* _Extracted entries_:
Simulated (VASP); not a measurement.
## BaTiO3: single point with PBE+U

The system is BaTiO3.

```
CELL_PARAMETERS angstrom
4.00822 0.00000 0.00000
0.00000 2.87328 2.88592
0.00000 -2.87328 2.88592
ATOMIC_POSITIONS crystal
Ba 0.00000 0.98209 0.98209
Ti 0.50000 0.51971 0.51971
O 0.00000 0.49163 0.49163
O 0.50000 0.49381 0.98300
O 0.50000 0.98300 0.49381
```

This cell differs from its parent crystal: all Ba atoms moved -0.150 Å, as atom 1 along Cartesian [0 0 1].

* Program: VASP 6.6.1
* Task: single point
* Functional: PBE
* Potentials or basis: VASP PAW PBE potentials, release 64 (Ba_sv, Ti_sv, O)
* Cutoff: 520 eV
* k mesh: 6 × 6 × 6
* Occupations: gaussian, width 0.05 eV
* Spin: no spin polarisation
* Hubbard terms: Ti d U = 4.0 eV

* _Work request_:
The data is to be given again in full, with every line exact.

* _Task response_:
Simulated (VASP); not a measurement.
## BaTiO3: single point with PBE+U

The system is BaTiO3.

```
CELL_PARAMETERS angstrom
4.00822 0.00000 0.00000
0.00000 2.87328 2.88592
0.00000 -2.87328 2.88592
ATOMIC_POSITIONS crystal
Ba 0.00000 0.98209 0.98209
Ti 0.50000 0.51971 0.51971
O 0.00000 0.49163 0.49163
O 0.50000 0.49381 0.98300
O 0.50000 0.98300 0.49381
```

This cell differs from its parent crystal: all Ba atoms moved -0.150 Å, as atom 1 along Cartesian [0 0 1].

* Program: VASP 6.6.1
* Task: single point
* Functional: PBE
* Potentials or basis: VASP PAW PBE potentials, release 64 (Ba_sv, Ti_sv, O)
* Cutoff: 520 eV
* k mesh: 6 × 6 × 6
* Occupations: gaussian, width 0.05 eV
* Spin: no spin polarisation
* Hubbard terms: Ti d U = 4.0 eV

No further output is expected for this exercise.